WORK ITEM: Repeat word for word the opening stretch of the entries, from the first line through the line containing "The data belong".

SUPPLIED INFORMATION:

───

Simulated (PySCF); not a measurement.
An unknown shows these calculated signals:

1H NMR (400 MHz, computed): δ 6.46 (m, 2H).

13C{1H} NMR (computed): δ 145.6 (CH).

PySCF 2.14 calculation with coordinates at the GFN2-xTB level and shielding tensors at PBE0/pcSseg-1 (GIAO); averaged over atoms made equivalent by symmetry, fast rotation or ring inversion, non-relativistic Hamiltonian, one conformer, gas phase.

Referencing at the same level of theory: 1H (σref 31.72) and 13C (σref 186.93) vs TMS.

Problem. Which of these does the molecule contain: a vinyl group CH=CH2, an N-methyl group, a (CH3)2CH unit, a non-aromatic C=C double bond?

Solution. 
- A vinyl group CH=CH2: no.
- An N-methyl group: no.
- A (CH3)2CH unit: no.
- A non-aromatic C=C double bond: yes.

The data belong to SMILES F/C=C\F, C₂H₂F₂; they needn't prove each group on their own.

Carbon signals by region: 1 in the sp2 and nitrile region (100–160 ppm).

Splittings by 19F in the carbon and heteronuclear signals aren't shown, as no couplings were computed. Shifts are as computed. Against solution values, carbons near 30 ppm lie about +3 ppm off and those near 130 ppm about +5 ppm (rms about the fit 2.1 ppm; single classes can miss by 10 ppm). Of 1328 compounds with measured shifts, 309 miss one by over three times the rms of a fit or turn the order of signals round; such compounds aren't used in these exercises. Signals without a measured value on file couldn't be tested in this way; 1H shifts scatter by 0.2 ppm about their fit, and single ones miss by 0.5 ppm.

───

EXPECTED ANSWER:
Simulated (PySCF); not a measurement.
An unknown shows these calculated signals:

1H NMR (400 MHz, computed): δ 6.46 (m, 2H).

13C{1H} NMR (computed): δ 145.6 (CH).

PySCF 2.14 calculation with coordinates at the GFN2-xTB level and shielding tensors at PBE0/pcSseg-1 (GIAO); averaged over atoms made equivalent by symmetry, fast rotation or ring inversion, non-relativistic Hamiltonian, one conformer, gas phase.

Referencing at the same level of theory: 1H (σref 31.72) and 13C (σref 186.93) vs TMS.

Problem. Which of these does the molecule contain: a vinyl group CH=CH2, an N-methyl group, a (CH3)2CH unit, a non-aromatic C=C double bond?

Solution. 
- A vinyl group CH=CH2: no.
- An N-methyl group: no.
- A (CH3)2CH unit: no.
- A non-aromatic C=C double bond: yes.

The data belong to SMILES F/C=C\F, C₂H₂F₂; they needn't prove each group on their own.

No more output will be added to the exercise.